INFORMATION GIVEN –

----------------------------------------

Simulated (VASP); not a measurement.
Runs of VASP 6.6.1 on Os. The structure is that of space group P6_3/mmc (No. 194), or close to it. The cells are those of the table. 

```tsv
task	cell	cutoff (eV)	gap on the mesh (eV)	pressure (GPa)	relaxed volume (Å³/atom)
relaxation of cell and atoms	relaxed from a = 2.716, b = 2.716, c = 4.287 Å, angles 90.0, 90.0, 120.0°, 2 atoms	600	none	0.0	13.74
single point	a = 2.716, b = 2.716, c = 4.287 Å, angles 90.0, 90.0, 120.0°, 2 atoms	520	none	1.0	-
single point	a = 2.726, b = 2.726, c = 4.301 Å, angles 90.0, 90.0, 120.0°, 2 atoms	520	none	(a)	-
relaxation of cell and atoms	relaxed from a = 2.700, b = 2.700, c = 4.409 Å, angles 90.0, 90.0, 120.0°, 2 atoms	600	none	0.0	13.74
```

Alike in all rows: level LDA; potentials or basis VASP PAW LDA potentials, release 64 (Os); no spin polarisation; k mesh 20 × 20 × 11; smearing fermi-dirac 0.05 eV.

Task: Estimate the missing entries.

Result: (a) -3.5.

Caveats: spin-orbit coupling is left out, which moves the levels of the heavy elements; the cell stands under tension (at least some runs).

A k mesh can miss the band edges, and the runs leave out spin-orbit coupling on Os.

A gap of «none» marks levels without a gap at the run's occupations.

----------------------------------------

TASK ITEM – From the material above, set down exactly the lines between the line holding "Task: Estimate the missing entries." and the line holding "A k mesh can", inclusive. Include nothing else.

EXERCISE RESPONSE –
Task: Estimate the missing entries.

Result: (a) -3.5.

Caveats: spin-orbit coupling is left out, which moves the levels of the heavy elements; the cell stands under tension (at least some runs).

A k mesh can miss the band edges, and the runs leave out spin-orbit coupling on Os.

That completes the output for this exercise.